*** SUPPLIED MATERIAL

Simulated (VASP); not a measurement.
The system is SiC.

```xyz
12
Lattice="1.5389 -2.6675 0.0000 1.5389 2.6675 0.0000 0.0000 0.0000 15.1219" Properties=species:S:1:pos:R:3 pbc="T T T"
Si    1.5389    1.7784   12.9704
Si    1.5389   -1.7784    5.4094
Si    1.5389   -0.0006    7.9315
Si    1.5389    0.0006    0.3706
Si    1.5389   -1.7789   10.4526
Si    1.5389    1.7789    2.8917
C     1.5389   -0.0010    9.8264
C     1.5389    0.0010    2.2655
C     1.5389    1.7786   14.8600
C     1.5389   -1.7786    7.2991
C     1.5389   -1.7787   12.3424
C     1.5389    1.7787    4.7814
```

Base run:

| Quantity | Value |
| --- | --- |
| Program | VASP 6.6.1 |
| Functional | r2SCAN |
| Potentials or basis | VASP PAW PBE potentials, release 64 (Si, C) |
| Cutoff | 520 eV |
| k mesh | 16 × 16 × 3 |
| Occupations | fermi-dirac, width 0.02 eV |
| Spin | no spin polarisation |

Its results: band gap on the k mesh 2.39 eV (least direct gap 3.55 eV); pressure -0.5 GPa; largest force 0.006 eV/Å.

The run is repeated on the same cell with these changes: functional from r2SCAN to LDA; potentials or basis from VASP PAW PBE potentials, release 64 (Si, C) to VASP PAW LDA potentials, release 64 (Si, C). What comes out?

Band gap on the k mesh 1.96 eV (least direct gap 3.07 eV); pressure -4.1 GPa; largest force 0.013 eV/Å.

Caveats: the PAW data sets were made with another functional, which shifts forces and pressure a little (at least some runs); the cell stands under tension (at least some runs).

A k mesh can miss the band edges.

******

- [ASSIGNMENT] The lines above, starting at the one with "Its results: band" and ending at the one with "The run is repeated", are the only ones to return, exactly as written.

- [WRITTEN SOLUTION]
Its results: band gap on the k mesh 2.39 eV (least direct gap 3.55 eV); pressure -0.5 GPa; largest force 0.006 eV/Å.

The run is repeated on the same cell with these changes: functional from r2SCAN to LDA; potentials or basis from VASP PAW PBE potentials, release 64 (Si, C) to VASP PAW LDA potentials, release 64 (Si, C). What comes out?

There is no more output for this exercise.